§ Assignment
Only the lines from the start of the material through the line containing "Symmetry: Fm-3m, No." are to be extracted, exactly as they appear.

§ Provided records
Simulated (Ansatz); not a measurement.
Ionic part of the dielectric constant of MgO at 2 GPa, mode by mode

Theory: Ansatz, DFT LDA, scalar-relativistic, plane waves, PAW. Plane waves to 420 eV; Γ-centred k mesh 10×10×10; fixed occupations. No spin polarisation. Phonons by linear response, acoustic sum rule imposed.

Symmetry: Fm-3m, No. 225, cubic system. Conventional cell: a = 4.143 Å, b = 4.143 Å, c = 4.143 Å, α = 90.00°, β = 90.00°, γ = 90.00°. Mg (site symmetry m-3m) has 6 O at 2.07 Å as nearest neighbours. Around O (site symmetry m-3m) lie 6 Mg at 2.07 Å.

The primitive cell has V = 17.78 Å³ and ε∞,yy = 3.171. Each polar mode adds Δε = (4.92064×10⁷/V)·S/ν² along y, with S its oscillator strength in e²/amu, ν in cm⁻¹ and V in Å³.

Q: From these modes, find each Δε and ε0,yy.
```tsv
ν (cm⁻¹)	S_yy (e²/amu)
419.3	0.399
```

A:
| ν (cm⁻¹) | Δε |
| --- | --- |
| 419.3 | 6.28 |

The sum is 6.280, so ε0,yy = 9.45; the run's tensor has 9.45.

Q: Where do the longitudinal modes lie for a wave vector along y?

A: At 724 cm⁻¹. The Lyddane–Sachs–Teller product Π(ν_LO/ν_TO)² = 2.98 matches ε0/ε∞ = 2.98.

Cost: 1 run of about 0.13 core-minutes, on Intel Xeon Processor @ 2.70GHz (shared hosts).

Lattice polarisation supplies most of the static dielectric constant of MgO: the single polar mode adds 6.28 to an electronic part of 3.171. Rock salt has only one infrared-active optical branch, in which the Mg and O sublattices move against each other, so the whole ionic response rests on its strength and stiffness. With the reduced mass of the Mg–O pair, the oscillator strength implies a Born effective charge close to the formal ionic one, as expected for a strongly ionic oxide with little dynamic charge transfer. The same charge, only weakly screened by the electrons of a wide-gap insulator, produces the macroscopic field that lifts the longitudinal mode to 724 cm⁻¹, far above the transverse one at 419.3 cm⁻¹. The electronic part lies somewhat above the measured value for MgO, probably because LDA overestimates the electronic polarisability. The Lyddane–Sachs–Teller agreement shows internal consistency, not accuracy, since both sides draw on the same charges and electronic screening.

§ Answer box
Simulated (Ansatz); not a measurement.
Ionic part of the dielectric constant of MgO at 2 GPa, mode by mode

Theory: Ansatz, DFT LDA, scalar-relativistic, plane waves, PAW. Plane waves to 420 eV; Γ-centred k mesh 10×10×10; fixed occupations. No spin polarisation. Phonons by linear response, acoustic sum rule imposed.

Symmetry: Fm-3m, No. 225, cubic system. Conventional cell: a = 4.143 Å, b = 4.143 Å, c = 4.143 Å, α = 90.00°, β = 90.00°, γ = 90.00°. Mg (site symmetry m-3m) has 6 O at 2.07 Å as nearest neighbours. Around O (site symmetry m-3m) lie 6 Mg at 2.07 Å.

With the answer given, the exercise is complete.